[Dataset]
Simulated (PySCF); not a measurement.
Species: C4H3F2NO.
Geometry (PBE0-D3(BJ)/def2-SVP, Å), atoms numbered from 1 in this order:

[Activity]
With the material above as the source, restate each line word for word.

[Exercise response]
Simulated (PySCF); not a measurement.
Species: C4H3F2NO.
Geometry (PBE0-D3(BJ)/def2-SVP, Å), atoms numbered from 1 in this order:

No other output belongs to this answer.